----------------

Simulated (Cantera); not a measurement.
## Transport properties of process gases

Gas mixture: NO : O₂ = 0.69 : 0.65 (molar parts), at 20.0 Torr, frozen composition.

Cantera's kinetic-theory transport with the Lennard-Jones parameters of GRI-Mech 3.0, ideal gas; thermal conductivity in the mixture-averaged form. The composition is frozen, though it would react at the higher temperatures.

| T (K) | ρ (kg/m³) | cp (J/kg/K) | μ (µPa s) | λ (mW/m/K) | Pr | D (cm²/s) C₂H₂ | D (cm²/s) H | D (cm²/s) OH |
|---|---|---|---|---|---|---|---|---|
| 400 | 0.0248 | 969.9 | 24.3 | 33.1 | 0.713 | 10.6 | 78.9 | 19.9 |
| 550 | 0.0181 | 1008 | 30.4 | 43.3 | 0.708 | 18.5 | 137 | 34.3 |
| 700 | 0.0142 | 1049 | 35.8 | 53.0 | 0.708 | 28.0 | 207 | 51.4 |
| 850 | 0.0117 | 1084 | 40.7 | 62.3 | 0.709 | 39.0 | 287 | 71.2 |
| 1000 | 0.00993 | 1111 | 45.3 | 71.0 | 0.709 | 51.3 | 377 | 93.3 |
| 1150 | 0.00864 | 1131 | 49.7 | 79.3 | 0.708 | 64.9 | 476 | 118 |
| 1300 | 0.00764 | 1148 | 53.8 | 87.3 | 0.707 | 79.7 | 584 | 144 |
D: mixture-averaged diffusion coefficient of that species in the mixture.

----------------

WORK ORDER: All that is wanted is the stretch of lines above from the one containing "207 | 51.4 |" through the one containing "584 | 144 |", duplicated exactly.

WORKED SOLUTION:
| 700 | 0.0142 | 1049 | 35.8 | 53.0 | 0.708 | 28.0 | 207 | 51.4 |
| 850 | 0.0117 | 1084 | 40.7 | 62.3 | 0.709 | 39.0 | 287 | 71.2 |
| 1000 | 0.00993 | 1111 | 45.3 | 71.0 | 0.709 | 51.3 | 377 | 93.3 |
| 1150 | 0.00864 | 1131 | 49.7 | 79.3 | 0.708 | 64.9 | 476 | 118 |
| 1300 | 0.00764 | 1148 | 53.8 | 87.3 | 0.707 | 79.7 | 584 | 144 |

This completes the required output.